Brief: Here is a listing. Reproduce it exactly.

....

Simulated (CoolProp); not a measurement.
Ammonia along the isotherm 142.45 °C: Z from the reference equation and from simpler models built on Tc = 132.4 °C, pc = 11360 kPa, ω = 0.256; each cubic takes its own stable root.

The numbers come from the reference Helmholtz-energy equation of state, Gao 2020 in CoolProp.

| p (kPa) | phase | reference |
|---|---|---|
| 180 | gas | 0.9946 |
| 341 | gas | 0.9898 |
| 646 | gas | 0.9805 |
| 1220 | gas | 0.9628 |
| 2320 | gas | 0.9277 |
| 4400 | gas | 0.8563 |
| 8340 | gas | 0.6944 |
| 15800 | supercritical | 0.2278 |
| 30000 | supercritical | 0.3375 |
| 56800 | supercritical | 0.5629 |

....

Task output:
Simulated (CoolProp); not a measurement.
Ammonia along the isotherm 142.45 °C: Z from the reference equation and from simpler models built on Tc = 132.4 °C, pc = 11360 kPa, ω = 0.256; each cubic takes its own stable root.

The numbers come from the reference Helmholtz-energy equation of state, Gao 2020 in CoolProp.

| p (kPa) | phase | reference |
|---|---|---|
| 180 | gas | 0.9946 |
| 341 | gas | 0.9898 |
| 646 | gas | 0.9805 |
| 1220 | gas | 0.9628 |
| 2320 | gas | 0.9277 |
| 4400 | gas | 0.8563 |
| 8340 | gas | 0.6944 |
| 15800 | supercritical | 0.2278 |
| 30000 | supercritical | 0.3375 |
| 56800 | supercritical | 0.5629 |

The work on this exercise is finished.